→ EXERCISE
The entries are to be duplicated exactly, with nothing left out.

→ RAW DATA
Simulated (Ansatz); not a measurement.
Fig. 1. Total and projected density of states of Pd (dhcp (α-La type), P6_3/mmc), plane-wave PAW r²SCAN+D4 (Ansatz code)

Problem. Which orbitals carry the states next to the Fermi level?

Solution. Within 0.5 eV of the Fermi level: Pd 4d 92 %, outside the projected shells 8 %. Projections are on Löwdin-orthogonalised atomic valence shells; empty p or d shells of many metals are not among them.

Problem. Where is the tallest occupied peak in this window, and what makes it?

→ PROBLEM SOLUTION
Simulated (Ansatz); not a measurement.
Fig. 1. Total and projected density of states of Pd (dhcp (α-La type), P6_3/mmc), plane-wave PAW r²SCAN+D4 (Ansatz code)

Problem. Which orbitals carry the states next to the Fermi level?

Solution. Within 0.5 eV of the Fermi level: Pd 4d 92 %, outside the projected shells 8 %. Projections are on Löwdin-orthogonalised atomic valence shells; empty p or d shells of many metals are not among them.

Problem. Where is the tallest occupied peak in this window, and what makes it?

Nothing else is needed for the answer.